* **REQUIREMENT**
Please output the full listing, character for character.

* **SUPPLIED RECORDS**
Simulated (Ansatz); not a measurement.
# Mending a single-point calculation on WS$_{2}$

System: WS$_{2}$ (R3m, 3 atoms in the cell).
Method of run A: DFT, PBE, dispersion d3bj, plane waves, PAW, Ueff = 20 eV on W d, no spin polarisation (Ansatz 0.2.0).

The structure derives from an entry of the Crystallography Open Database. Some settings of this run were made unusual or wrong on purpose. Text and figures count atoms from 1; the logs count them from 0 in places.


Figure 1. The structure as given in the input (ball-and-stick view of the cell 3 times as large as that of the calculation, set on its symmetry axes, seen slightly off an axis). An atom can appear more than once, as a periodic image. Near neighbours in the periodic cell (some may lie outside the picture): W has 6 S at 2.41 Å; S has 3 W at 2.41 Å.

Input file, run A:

* **EXPECTED ANSWER**
Simulated (Ansatz); not a measurement.
# Mending a single-point calculation on WS$_{2}$

System: WS$_{2}$ (R3m, 3 atoms in the cell).
Method of run A: DFT, PBE, dispersion d3bj, plane waves, PAW, Ueff = 20 eV on W d, no spin polarisation (Ansatz 0.2.0).

The structure derives from an entry of the Crystallography Open Database. Some settings of this run were made unusual or wrong on purpose. Text and figures count atoms from 1; the logs count them from 0 in places.


Figure 1. The structure as given in the input (ball-and-stick view of the cell 3 times as large as that of the calculation, set on its symmetry axes, seen slightly off an axis). An atom can appear more than once, as a periodic image. Near neighbours in the periodic cell (some may lie outside the picture): W has 6 S at 2.41 Å; S has 3 W at 2.41 Å.

Input file, run A:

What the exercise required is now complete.